* [Data]:
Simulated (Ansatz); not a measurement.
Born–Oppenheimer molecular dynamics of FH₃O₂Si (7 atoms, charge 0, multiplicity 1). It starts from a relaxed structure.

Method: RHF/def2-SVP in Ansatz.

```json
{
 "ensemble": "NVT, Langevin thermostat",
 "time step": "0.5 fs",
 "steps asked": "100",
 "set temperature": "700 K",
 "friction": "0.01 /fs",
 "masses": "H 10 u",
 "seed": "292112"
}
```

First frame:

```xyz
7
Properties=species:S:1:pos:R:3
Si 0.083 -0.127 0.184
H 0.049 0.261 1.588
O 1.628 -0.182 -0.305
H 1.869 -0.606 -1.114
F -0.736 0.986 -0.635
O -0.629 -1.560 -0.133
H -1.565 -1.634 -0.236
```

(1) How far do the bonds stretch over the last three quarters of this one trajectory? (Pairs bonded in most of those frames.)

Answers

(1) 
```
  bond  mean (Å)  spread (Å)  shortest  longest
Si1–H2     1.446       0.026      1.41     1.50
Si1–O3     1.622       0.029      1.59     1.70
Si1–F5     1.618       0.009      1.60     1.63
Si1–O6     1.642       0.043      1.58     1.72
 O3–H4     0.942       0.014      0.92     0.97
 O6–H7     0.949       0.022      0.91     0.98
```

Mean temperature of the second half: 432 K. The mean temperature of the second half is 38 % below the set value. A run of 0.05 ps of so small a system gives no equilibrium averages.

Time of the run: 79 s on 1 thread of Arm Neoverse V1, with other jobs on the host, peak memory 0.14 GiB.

* [Exercise]:
What is needed is a verbatim copy of every line in the records above from the one containing "(1) How far" down to the one containing "Mean temperature of the second half: 432", both included, and nothing more.

* [Task solution]:
(1) How far do the bonds stretch over the last three quarters of this one trajectory? (Pairs bonded in most of those frames.)

Answers

(1) 
```
  bond  mean (Å)  spread (Å)  shortest  longest
Si1–H2     1.446       0.026      1.41     1.50
Si1–O3     1.622       0.029      1.59     1.70
Si1–F5     1.618       0.009      1.60     1.63
Si1–O6     1.642       0.043      1.58     1.72
 O3–H4     0.942       0.014      0.92     0.97
 O6–H7     0.949       0.022      0.91     0.98
```

Mean temperature of the second half: 432 K. The mean temperature of the second half is 38 % below the set value. A run of 0.05 ps of so small a system gives no equilibrium averages.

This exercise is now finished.